|---|

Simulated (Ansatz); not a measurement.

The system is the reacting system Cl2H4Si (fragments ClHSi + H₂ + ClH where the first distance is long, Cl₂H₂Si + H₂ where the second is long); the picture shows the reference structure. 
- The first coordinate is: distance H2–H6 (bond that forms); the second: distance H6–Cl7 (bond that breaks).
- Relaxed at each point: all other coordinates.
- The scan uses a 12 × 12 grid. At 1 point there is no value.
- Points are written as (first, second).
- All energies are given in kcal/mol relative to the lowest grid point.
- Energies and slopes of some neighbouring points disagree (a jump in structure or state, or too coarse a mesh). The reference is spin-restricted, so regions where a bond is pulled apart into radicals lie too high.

|---|

(BRIEF): Your answer must be every record above, retyped exactly.

(EXERCISE RESULT):
Simulated (Ansatz); not a measurement.

The system is the reacting system Cl2H4Si (fragments ClHSi + H₂ + ClH where the first distance is long, Cl₂H₂Si + H₂ where the second is long); the picture shows the reference structure. 
- The first coordinate is: distance H2–H6 (bond that forms); the second: distance H6–Cl7 (bond that breaks).
- Relaxed at each point: all other coordinates.
- The scan uses a 12 × 12 grid. At 1 point there is no value.
- Points are written as (first, second).
- All energies are given in kcal/mol relative to the lowest grid point.
- Energies and slopes of some neighbouring points disagree (a jump in structure or state, or too coarse a mesh). The reference is spin-restricted, so regions where a bond is pulled apart into radicals lie too high.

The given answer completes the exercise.